◆ Entries shown:
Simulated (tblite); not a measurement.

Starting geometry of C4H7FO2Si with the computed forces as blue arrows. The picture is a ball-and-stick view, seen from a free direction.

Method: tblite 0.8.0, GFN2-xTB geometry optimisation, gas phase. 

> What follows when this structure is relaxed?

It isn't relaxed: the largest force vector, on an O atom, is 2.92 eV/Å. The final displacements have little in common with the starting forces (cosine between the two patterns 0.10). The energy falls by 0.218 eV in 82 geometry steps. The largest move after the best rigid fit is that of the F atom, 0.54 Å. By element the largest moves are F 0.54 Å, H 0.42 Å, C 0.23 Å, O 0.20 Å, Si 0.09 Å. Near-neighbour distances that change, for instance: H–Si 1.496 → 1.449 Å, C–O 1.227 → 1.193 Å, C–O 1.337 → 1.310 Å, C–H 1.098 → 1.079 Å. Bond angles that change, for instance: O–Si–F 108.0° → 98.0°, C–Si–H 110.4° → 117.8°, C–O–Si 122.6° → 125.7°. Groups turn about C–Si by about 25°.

◆ Activity: Please, starting with the first line of the material above, write out each line exactly and finish on the line that includes "structure is relaxed?".

◆ Worked solution:
Simulated (tblite); not a measurement.

Starting geometry of C4H7FO2Si with the computed forces as blue arrows. The picture is a ball-and-stick view, seen from a free direction.

Method: tblite 0.8.0, GFN2-xTB geometry optimisation, gas phase. 

> What follows when this structure is relaxed?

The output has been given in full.